--

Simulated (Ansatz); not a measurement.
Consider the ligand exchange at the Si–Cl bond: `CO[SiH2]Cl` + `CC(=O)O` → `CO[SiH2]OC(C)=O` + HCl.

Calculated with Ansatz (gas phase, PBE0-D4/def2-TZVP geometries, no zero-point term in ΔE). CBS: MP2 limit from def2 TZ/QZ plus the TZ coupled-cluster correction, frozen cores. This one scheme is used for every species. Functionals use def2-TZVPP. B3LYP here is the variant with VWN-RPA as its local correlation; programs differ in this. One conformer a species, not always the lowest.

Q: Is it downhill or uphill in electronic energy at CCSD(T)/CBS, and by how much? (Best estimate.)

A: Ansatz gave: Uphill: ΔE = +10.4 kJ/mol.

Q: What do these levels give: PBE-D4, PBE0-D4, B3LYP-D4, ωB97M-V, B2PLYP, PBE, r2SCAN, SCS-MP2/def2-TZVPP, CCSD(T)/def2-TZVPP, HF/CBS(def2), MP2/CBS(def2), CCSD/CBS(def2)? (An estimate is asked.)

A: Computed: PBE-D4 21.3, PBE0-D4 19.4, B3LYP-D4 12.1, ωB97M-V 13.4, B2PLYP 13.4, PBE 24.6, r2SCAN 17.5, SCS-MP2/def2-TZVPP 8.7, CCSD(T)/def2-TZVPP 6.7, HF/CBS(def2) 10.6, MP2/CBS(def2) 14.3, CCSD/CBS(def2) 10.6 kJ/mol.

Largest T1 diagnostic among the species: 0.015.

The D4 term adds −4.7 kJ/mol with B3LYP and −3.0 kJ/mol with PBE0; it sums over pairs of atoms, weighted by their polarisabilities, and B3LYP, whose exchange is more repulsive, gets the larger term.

--

Transcribe the opening lines of the listing exactly, please. Stop after the line that contains "Largest T1 diagnostic".

Simulated (Ansatz); not a measurement.
Consider the ligand exchange at the Si–Cl bond: `CO[SiH2]Cl` + `CC(=O)O` → `CO[SiH2]OC(C)=O` + HCl.

Calculated with Ansatz (gas phase, PBE0-D4/def2-TZVP geometries, no zero-point term in ΔE). CBS: MP2 limit from def2 TZ/QZ plus the TZ coupled-cluster correction, frozen cores. This one scheme is used for every species. Functionals use def2-TZVPP. B3LYP here is the variant with VWN-RPA as its local correlation; programs differ in this. One conformer a species, not always the lowest.

Q: Is it downhill or uphill in electronic energy at CCSD(T)/CBS, and by how much? (Best estimate.)

A: Ansatz gave: Uphill: ΔE = +10.4 kJ/mol.

Q: What do these levels give: PBE-D4, PBE0-D4, B3LYP-D4, ωB97M-V, B2PLYP, PBE, r2SCAN, SCS-MP2/def2-TZVPP, CCSD(T)/def2-TZVPP, HF/CBS(def2), MP2/CBS(def2), CCSD/CBS(def2)? (An estimate is asked.)

A: Computed: PBE-D4 21.3, PBE0-D4 19.4, B3LYP-D4 12.1, ωB97M-V 13.4, B2PLYP 13.4, PBE 24.6, r2SCAN 17.5, SCS-MP2/def2-TZVPP 8.7, CCSD(T)/def2-TZVPP 6.7, HF/CBS(def2) 10.6, MP2/CBS(def2) 14.3, CCSD/CBS(def2) 10.6 kJ/mol.

Largest T1 diagnostic among the species: 0.015.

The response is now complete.